*Requirement*
Please write out, exactly as given, every line of the entries below up to and including the line with "Lattice parameters: a".

*Provided records*
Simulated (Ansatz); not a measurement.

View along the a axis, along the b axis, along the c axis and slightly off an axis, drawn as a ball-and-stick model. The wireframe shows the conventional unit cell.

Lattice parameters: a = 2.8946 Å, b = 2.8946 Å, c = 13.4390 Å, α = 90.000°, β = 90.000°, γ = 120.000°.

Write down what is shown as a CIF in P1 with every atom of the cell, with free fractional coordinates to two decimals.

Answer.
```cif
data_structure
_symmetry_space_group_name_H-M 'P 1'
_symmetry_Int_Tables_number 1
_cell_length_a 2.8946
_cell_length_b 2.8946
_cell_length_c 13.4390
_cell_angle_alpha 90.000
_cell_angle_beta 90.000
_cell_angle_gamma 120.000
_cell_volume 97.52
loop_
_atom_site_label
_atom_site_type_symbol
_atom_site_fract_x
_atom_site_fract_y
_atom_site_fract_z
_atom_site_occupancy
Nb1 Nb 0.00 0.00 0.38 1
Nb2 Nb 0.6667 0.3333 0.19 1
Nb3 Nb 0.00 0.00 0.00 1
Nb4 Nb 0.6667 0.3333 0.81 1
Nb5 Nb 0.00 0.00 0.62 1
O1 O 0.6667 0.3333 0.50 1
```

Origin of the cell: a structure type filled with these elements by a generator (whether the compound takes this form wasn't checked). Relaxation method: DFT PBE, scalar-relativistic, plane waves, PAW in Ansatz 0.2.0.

*Exercise answer*
Simulated (Ansatz); not a measurement.

View along the a axis, along the b axis, along the c axis and slightly off an axis, drawn as a ball-and-stick model. The wireframe shows the conventional unit cell.

Lattice parameters: a = 2.8946 Å, b = 2.8946 Å, c = 13.4390 Å, α = 90.000°, β = 90.000°, γ = 120.000°.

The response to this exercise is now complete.